Extract each line of the data and write it out again exactly.

(Given data begins)

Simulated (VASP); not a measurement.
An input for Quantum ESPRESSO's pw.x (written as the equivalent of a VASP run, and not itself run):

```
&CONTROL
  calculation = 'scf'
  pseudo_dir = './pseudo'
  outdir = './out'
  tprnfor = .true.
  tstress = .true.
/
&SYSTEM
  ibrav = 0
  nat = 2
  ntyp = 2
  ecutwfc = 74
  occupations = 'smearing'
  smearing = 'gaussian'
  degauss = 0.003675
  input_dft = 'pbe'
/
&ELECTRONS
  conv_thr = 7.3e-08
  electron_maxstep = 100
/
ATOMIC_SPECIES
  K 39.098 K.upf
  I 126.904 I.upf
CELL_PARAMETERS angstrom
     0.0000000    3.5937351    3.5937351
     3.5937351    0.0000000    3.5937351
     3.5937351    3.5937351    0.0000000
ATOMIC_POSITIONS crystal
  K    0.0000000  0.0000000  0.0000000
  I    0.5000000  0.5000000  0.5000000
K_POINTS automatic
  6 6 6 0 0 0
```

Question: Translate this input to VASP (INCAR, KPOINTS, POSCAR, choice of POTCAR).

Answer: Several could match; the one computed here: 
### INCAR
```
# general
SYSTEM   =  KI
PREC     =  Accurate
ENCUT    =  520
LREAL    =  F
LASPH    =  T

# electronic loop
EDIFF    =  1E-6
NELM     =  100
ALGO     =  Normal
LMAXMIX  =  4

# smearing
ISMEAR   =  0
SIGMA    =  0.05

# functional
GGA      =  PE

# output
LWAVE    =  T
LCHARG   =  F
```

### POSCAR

(Given data ends)

### Answer section
Simulated (VASP); not a measurement.
An input for Quantum ESPRESSO's pw.x (written as the equivalent of a VASP run, and not itself run):

```
&CONTROL
  calculation = 'scf'
  pseudo_dir = './pseudo'
  outdir = './out'
  tprnfor = .true.
  tstress = .true.
/
&SYSTEM
  ibrav = 0
  nat = 2
  ntyp = 2
  ecutwfc = 74
  occupations = 'smearing'
  smearing = 'gaussian'
  degauss = 0.003675
  input_dft = 'pbe'
/
&ELECTRONS
  conv_thr = 7.3e-08
  electron_maxstep = 100
/
ATOMIC_SPECIES
  K 39.098 K.upf
  I 126.904 I.upf
CELL_PARAMETERS angstrom
     0.0000000    3.5937351    3.5937351
     3.5937351    0.0000000    3.5937351
     3.5937351    3.5937351    0.0000000
ATOMIC_POSITIONS crystal
  K    0.0000000  0.0000000  0.0000000
  I    0.5000000  0.5000000  0.5000000
K_POINTS automatic
  6 6 6 0 0 0
```

Question: Translate this input to VASP (INCAR, KPOINTS, POSCAR, choice of POTCAR).

Answer: Several could match; the one computed here: 
### INCAR
```
# general
SYSTEM   =  KI
PREC     =  Accurate
ENCUT    =  520
LREAL    =  F
LASPH    =  T

# electronic loop
EDIFF    =  1E-6
NELM     =  100
ALGO     =  Normal
LMAXMIX  =  4

# smearing
ISMEAR   =  0
SIGMA    =  0.05

# functional
GGA      =  PE

# output
LWAVE    =  T
LCHARG   =  F
```

### POSCAR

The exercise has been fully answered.